## Activity
Return exactly those lines of the material below that fall between the line holding "Levels at points" and the line holding "Run time: 14", inclusive.

## Record extracts

******

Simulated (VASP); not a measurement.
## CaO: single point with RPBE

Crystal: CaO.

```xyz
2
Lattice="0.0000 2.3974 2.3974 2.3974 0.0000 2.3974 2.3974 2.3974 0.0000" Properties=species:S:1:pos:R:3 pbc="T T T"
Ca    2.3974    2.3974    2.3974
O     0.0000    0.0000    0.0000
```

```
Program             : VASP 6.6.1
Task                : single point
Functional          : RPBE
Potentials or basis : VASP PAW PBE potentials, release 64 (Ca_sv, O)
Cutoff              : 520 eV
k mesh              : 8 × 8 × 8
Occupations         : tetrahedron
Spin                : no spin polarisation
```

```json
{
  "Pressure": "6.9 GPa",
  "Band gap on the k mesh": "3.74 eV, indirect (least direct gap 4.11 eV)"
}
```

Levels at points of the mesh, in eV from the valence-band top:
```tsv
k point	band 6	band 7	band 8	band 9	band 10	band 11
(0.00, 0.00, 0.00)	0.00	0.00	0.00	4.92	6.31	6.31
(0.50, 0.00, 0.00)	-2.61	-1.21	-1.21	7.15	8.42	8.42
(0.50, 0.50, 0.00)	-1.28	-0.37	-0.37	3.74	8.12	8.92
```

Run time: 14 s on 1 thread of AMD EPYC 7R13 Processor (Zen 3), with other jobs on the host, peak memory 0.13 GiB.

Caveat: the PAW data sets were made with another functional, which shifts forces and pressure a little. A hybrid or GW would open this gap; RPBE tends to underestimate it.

******

## Written solution
Levels at points of the mesh, in eV from the valence-band top:
```tsv
k point	band 6	band 7	band 8	band 9	band 10	band 11
(0.00, 0.00, 0.00)	0.00	0.00	0.00	4.92	6.31	6.31
(0.50, 0.00, 0.00)	-2.61	-1.21	-1.21	7.15	8.42	8.42
(0.50, 0.50, 0.00)	-1.28	-0.37	-0.37	3.74	8.12	8.92
```

Run time: 14 s on 1 thread of AMD EPYC 7R13 Processor (Zen 3), with other jobs on the host, peak memory 0.13 GiB.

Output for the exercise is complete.